What you need to produce is the complete listing, repeated exactly.

-=-=-=-=-

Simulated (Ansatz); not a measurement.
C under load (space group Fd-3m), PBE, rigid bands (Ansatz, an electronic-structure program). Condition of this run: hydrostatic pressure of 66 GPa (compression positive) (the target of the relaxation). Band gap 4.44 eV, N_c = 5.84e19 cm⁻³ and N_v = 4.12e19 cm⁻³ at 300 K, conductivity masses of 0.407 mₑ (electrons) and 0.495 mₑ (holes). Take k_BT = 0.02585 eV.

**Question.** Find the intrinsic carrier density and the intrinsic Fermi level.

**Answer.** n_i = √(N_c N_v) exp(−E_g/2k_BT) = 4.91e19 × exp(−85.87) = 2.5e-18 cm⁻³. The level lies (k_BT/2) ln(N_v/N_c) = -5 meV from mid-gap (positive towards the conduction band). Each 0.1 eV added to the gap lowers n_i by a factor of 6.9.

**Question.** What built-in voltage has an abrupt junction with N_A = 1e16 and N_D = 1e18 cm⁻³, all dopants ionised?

-=-=-=-=-

[Reply]
Simulated (Ansatz); not a measurement.
C under load (space group Fd-3m), PBE, rigid bands (Ansatz, an electronic-structure program). Condition of this run: hydrostatic pressure of 66 GPa (compression positive) (the target of the relaxation). Band gap 4.44 eV, N_c = 5.84e19 cm⁻³ and N_v = 4.12e19 cm⁻³ at 300 K, conductivity masses of 0.407 mₑ (electrons) and 0.495 mₑ (holes). Take k_BT = 0.02585 eV.

**Question.** Find the intrinsic carrier density and the intrinsic Fermi level.

**Answer.** n_i = √(N_c N_v) exp(−E_g/2k_BT) = 4.91e19 × exp(−85.87) = 2.5e-18 cm⁻³. The level lies (k_BT/2) ln(N_v/N_c) = -5 meV from mid-gap (positive towards the conduction band). Each 0.1 eV added to the gap lowers n_i by a factor of 6.9.

**Question.** What built-in voltage has an abrupt junction with N_A = 1e16 and N_D = 1e18 cm⁻³, all dopants ionised?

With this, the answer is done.